▶ Records provided:
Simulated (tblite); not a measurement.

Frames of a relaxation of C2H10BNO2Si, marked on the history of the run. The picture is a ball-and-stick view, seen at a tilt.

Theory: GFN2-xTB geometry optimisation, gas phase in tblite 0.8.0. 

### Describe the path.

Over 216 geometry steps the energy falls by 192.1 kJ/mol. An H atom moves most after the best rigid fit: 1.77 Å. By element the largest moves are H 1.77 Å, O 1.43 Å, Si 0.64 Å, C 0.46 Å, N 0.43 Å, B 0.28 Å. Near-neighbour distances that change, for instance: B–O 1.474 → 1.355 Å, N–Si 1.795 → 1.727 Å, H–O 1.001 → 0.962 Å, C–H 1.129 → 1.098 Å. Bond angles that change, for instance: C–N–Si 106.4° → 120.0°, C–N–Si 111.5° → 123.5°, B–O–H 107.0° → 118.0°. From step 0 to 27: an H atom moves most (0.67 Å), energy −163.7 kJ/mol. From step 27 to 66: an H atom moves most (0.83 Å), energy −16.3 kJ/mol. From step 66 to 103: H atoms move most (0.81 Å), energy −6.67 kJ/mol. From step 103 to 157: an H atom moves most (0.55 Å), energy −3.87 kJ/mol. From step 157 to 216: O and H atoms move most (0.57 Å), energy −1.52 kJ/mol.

▶ Work item: Complete, exact output of the records is expected.

▶ Task response:
Simulated (tblite); not a measurement.

Frames of a relaxation of C2H10BNO2Si, marked on the history of the run. The picture is a ball-and-stick view, seen at a tilt.

Theory: GFN2-xTB geometry optimisation, gas phase in tblite 0.8.0. 

### Describe the path.

Over 216 geometry steps the energy falls by 192.1 kJ/mol. An H atom moves most after the best rigid fit: 1.77 Å. By element the largest moves are H 1.77 Å, O 1.43 Å, Si 0.64 Å, C 0.46 Å, N 0.43 Å, B 0.28 Å. Near-neighbour distances that change, for instance: B–O 1.474 → 1.355 Å, N–Si 1.795 → 1.727 Å, H–O 1.001 → 0.962 Å, C–H 1.129 → 1.098 Å. Bond angles that change, for instance: C–N–Si 106.4° → 120.0°, C–N–Si 111.5° → 123.5°, B–O–H 107.0° → 118.0°. From step 0 to 27: an H atom moves most (0.67 Å), energy −163.7 kJ/mol. From step 27 to 66: an H atom moves most (0.83 Å), energy −16.3 kJ/mol. From step 66 to 103: H atoms move most (0.81 Å), energy −6.67 kJ/mol. From step 103 to 157: an H atom moves most (0.55 Å), energy −3.87 kJ/mol. From step 157 to 216: O and H atoms move most (0.57 Å), energy −1.52 kJ/mol.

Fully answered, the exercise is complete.